[Exercise]:
Output nothing but the lines from the first line of the entries to the line with "Dispersion | D3(BJ) |", inclusive, exactly as they read.

[Provided records]:
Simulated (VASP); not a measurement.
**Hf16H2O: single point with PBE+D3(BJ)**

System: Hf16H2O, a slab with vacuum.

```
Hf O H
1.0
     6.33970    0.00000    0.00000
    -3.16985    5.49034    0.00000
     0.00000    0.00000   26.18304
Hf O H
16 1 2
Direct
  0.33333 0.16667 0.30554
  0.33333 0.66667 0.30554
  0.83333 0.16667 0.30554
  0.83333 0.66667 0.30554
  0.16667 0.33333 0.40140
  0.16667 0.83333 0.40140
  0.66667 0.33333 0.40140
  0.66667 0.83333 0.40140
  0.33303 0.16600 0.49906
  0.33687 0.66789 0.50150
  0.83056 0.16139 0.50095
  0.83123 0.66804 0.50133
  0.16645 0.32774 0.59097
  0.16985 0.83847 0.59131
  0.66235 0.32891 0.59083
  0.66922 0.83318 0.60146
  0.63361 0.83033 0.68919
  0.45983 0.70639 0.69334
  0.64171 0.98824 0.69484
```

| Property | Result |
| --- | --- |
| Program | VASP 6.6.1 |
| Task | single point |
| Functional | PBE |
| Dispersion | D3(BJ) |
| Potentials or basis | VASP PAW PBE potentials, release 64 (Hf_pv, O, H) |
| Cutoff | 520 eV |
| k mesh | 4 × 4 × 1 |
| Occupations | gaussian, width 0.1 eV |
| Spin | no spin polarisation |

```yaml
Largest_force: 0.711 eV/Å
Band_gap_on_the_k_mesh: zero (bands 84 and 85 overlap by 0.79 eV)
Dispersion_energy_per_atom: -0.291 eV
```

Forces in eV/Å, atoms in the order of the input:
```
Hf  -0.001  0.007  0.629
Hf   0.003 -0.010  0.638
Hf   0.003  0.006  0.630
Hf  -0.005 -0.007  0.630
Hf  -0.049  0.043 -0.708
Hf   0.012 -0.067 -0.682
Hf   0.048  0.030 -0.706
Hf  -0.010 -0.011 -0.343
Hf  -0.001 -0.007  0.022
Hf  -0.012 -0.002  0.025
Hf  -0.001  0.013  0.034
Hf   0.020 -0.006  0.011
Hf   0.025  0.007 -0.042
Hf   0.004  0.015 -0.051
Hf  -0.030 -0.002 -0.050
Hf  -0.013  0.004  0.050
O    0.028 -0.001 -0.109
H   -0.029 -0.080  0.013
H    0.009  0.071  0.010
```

[Exercise solution]:
Simulated (VASP); not a measurement.
**Hf16H2O: single point with PBE+D3(BJ)**

System: Hf16H2O, a slab with vacuum.

```
Hf O H
1.0
     6.33970    0.00000    0.00000
    -3.16985    5.49034    0.00000
     0.00000    0.00000   26.18304
Hf O H
16 1 2
Direct
  0.33333 0.16667 0.30554
  0.33333 0.66667 0.30554
  0.83333 0.16667 0.30554
  0.83333 0.66667 0.30554
  0.16667 0.33333 0.40140
  0.16667 0.83333 0.40140
  0.66667 0.33333 0.40140
  0.66667 0.83333 0.40140
  0.33303 0.16600 0.49906
  0.33687 0.66789 0.50150
  0.83056 0.16139 0.50095
  0.83123 0.66804 0.50133
  0.16645 0.32774 0.59097
  0.16985 0.83847 0.59131
  0.66235 0.32891 0.59083
  0.66922 0.83318 0.60146
  0.63361 0.83033 0.68919
  0.45983 0.70639 0.69334
  0.64171 0.98824 0.69484
```

| Property | Result |
| --- | --- |
| Program | VASP 6.6.1 |
| Task | single point |
| Functional | PBE |
| Dispersion | D3(BJ) |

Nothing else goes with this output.